> WORK REQUEST: All of the entries must appear again exactly as written.

> MATERIAL SUPPLIED:
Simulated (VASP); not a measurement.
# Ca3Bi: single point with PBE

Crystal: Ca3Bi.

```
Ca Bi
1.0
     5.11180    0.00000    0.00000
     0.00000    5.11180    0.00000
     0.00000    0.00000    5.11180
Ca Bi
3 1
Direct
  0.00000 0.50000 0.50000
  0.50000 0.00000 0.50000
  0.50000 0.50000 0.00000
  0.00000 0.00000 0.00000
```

> EXERCISE RESPONSE:
Simulated (VASP); not a measurement.
# Ca3Bi: single point with PBE

Crystal: Ca3Bi.

```
Ca Bi
1.0
     5.11180    0.00000    0.00000
     0.00000    5.11180    0.00000
     0.00000    0.00000    5.11180
Ca Bi
3 1
Direct
  0.00000 0.50000 0.50000
  0.50000 0.00000 0.50000
  0.50000 0.50000 0.00000
  0.00000 0.00000 0.00000
```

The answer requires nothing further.